# DATA PROVIDED
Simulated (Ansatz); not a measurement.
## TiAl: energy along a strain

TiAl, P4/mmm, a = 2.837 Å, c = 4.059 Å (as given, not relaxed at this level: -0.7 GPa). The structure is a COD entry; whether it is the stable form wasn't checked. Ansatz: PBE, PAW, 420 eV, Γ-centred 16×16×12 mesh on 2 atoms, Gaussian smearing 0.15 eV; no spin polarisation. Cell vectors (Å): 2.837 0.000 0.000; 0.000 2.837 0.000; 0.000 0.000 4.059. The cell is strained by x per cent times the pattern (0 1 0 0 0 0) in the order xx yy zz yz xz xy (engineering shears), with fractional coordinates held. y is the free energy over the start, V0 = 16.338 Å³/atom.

# BRIEF
Copy out the material above in full so that every line matches the original.

# ANSWER AREA
Simulated (Ansatz); not a measurement.
## TiAl: energy along a strain

TiAl, P4/mmm, a = 2.837 Å, c = 4.059 Å (as given, not relaxed at this level: -0.7 GPa). The structure is a COD entry; whether it is the stable form wasn't checked. Ansatz: PBE, PAW, 420 eV, Γ-centred 16×16×12 mesh on 2 atoms, Gaussian smearing 0.15 eV; no spin polarisation. Cell vectors (Å): 2.837 0.000 0.000; 0.000 2.837 0.000; 0.000 0.000 4.059. The cell is strained by x per cent times the pattern (0 1 0 0 0 0) in the order xx yy zz yz xz xy (engineering shears), with fractional coordinates held. y is the free energy over the start, V0 = 16.338 Å³/atom.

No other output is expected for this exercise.